* ASSIGNMENT *
In exact form, set down only those lines of the material that run from its first line to the line with "Geometry: GFN2-xTB.", inclusive.

* PROVIDED INFORMATION *
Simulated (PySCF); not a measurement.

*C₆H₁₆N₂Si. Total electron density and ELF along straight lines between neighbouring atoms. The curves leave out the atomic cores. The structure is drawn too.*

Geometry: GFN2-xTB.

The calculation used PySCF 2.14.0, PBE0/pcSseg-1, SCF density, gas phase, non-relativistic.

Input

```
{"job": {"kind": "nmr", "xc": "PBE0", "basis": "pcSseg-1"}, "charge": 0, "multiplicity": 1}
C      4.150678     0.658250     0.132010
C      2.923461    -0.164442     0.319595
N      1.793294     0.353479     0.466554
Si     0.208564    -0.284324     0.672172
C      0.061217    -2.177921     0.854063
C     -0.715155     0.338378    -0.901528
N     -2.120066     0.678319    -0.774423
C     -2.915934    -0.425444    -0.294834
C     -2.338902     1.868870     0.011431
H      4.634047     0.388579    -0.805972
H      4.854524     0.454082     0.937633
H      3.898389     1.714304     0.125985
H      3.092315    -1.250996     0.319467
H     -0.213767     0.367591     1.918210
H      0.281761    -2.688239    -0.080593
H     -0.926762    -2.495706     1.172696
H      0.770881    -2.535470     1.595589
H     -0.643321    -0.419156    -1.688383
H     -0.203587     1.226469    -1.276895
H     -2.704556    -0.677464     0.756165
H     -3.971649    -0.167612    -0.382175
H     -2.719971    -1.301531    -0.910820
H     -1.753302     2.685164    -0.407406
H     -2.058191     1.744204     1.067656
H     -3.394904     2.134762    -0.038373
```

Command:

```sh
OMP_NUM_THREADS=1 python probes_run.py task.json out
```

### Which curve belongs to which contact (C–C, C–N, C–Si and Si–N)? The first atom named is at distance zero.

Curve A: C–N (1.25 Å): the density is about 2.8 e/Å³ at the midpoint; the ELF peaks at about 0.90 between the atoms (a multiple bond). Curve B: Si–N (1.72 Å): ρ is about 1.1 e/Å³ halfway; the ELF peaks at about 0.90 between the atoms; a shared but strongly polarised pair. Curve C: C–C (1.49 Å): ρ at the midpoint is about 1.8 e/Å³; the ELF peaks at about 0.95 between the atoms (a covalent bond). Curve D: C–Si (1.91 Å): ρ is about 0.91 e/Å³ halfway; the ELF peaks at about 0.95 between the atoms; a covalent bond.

* ANSWER BOX *
Simulated (PySCF); not a measurement.

*C₆H₁₆N₂Si. Total electron density and ELF along straight lines between neighbouring atoms. The curves leave out the atomic cores. The structure is drawn too.*

Geometry: GFN2-xTB.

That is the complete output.